**Exercise**. Each record is to be reproduced verbatim.

**Data listing**.
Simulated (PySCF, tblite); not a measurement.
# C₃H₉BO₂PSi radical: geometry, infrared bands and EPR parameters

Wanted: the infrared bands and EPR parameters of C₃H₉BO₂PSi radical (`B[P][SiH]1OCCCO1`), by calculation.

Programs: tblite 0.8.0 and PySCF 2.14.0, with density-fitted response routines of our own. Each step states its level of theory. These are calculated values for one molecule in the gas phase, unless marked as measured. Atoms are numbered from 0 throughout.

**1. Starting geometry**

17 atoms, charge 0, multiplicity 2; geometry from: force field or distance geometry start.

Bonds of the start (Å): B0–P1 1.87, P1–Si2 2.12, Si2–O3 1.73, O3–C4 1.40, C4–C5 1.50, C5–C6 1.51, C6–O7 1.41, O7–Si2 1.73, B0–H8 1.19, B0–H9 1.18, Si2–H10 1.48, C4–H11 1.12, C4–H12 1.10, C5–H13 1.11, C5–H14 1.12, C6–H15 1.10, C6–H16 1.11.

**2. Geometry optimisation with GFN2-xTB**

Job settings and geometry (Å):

**Task response**.
Simulated (PySCF, tblite); not a measurement.
# C₃H₉BO₂PSi radical: geometry, infrared bands and EPR parameters

Wanted: the infrared bands and EPR parameters of C₃H₉BO₂PSi radical (`B[P][SiH]1OCCCO1`), by calculation.

Programs: tblite 0.8.0 and PySCF 2.14.0, with density-fitted response routines of our own. Each step states its level of theory. These are calculated values for one molecule in the gas phase, unless marked as measured. Atoms are numbered from 0 throughout.

**1. Starting geometry**

17 atoms, charge 0, multiplicity 2; geometry from: force field or distance geometry start.

Bonds of the start (Å): B0–P1 1.87, P1–Si2 2.12, Si2–O3 1.73, O3–C4 1.40, C4–C5 1.50, C5–C6 1.51, C6–O7 1.41, O7–Si2 1.73, B0–H8 1.19, B0–H9 1.18, Si2–H10 1.48, C4–H11 1.12, C4–H12 1.10, C5–H13 1.11, C5–H14 1.12, C6–H15 1.10, C6–H16 1.11.

**2. Geometry optimisation with GFN2-xTB**

Job settings and geometry (Å):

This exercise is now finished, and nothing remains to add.